*** Opening DATASET ***

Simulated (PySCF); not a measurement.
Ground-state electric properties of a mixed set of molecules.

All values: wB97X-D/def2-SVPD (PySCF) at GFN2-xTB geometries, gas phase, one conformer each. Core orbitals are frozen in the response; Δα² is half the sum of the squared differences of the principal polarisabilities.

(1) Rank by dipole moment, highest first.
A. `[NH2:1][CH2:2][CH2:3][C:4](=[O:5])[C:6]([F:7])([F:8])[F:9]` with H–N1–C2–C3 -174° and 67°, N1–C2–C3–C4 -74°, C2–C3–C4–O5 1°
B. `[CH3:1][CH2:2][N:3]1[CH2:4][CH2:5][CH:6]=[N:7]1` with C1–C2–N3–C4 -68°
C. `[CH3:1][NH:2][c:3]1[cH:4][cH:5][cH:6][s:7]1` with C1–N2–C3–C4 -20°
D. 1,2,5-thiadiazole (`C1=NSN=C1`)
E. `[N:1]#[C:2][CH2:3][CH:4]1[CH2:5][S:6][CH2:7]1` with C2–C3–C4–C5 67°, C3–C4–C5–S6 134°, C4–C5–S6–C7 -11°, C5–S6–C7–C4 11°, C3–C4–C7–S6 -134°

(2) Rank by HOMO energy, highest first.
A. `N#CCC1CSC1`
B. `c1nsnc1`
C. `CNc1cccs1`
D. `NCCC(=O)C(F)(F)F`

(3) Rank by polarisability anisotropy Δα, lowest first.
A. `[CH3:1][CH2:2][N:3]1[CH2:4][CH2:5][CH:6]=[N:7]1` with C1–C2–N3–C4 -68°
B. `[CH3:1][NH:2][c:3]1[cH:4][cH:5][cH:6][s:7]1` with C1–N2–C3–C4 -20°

*** Closing DATASET ***

■ **WORK TASK**: The entries shown above should be duplicated exactly.

■ **WRITTEN RESPONSE**:
Simulated (PySCF); not a measurement.
Ground-state electric properties of a mixed set of molecules.

All values: wB97X-D/def2-SVPD (PySCF) at GFN2-xTB geometries, gas phase, one conformer each. Core orbitals are frozen in the response; Δα² is half the sum of the squared differences of the principal polarisabilities.

(1) Rank by dipole moment, highest first.
A. `[NH2:1][CH2:2][CH2:3][C:4](=[O:5])[C:6]([F:7])([F:8])[F:9]` with H–N1–C2–C3 -174° and 67°, N1–C2–C3–C4 -74°, C2–C3–C4–O5 1°
B. `[CH3:1][CH2:2][N:3]1[CH2:4][CH2:5][CH:6]=[N:7]1` with C1–C2–N3–C4 -68°
C. `[CH3:1][NH:2][c:3]1[cH:4][cH:5][cH:6][s:7]1` with C1–N2–C3–C4 -20°
D. 1,2,5-thiadiazole (`C1=NSN=C1`)
E. `[N:1]#[C:2][CH2:3][CH:4]1[CH2:5][S:6][CH2:7]1` with C2–C3–C4–C5 67°, C3–C4–C5–S6 134°, C4–C5–S6–C7 -11°, C5–S6–C7–C4 11°, C3–C4–C7–S6 -134°

(2) Rank by HOMO energy, highest first.
A. `N#CCC1CSC1`
B. `c1nsnc1`
C. `CNc1cccs1`
D. `NCCC(=O)C(F)(F)F`

(3) Rank by polarisability anisotropy Δα, lowest first.
A. `[CH3:1][CH2:2][N:3]1[CH2:4][CH2:5][CH:6]=[N:7]1` with C1–C2–N3–C4 -68°
B. `[CH3:1][NH:2][c:3]1[cH:4][cH:5][cH:6][s:7]1` with C1–N2–C3–C4 -20°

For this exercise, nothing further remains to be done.